Output a verbatim copy of the data, cut off after the line that contains "The workflow started".

>>>>
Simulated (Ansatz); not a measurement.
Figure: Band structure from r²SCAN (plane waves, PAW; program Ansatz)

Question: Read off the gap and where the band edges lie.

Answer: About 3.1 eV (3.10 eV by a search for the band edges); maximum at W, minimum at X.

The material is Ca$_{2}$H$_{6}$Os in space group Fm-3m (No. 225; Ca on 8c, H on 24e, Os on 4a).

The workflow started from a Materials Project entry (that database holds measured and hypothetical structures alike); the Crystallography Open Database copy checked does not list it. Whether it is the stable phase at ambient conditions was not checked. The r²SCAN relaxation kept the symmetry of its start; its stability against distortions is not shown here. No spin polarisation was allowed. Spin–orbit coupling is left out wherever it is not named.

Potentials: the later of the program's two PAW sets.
<<<<

TASK OUTPUT
Simulated (Ansatz); not a measurement.
Figure: Band structure from r²SCAN (plane waves, PAW; program Ansatz)

Question: Read off the gap and where the band edges lie.

Answer: About 3.1 eV (3.10 eV by a search for the band edges); maximum at W, minimum at X.

The material is Ca$_{2}$H$_{6}$Os in space group Fm-3m (No. 225; Ca on 8c, H on 24e, Os on 4a).

The workflow started from a Materials Project entry (that database holds measured and hypothetical structures alike); the Crystallography Open Database copy checked does not list it. Whether it is the stable phase at ambient conditions was not checked. The r²SCAN relaxation kept the symmetry of its start; its stability against distortions is not shown here. No spin polarisation was allowed. Spin–orbit coupling is left out wherever it is not named.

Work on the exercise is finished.